▶ [DATASET EXCERPTS]:
□ □ □ □ □

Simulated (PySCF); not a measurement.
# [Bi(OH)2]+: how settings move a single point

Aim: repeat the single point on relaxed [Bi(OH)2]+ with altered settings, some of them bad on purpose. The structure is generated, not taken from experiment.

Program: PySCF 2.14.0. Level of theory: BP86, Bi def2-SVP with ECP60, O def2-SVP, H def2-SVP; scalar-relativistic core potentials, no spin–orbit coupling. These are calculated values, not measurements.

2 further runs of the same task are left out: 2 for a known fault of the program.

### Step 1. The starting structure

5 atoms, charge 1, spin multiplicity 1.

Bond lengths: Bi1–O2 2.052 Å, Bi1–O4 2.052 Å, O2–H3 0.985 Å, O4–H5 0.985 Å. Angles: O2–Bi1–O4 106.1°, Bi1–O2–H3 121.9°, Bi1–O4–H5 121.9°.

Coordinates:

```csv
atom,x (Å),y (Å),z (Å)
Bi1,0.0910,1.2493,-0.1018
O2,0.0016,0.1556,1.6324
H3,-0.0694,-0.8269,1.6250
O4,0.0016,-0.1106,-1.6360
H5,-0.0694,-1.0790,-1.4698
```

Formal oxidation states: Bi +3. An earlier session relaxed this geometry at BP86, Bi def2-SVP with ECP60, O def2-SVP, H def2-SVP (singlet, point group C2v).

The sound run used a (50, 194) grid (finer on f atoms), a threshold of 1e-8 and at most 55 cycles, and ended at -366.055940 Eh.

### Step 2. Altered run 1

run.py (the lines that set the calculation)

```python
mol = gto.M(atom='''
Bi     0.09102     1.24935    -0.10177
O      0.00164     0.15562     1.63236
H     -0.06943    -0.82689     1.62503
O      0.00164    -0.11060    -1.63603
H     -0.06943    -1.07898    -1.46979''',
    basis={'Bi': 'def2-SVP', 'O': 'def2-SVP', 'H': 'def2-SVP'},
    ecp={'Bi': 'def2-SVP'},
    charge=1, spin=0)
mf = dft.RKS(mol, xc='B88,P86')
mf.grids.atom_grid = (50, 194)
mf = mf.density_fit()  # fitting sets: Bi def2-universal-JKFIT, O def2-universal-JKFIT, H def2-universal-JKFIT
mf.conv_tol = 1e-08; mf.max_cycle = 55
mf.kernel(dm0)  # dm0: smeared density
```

□ □ □ □ □

Taking the line with "2 further runs" as the first and the line with "5 atoms, charge 1, spin multiplicity 1." as the last, retype that stretch of the data above exactly, with no other lines.

2 further runs of the same task are left out: 2 for a known fault of the program.

### Step 1. The starting structure

5 atoms, charge 1, spin multiplicity 1.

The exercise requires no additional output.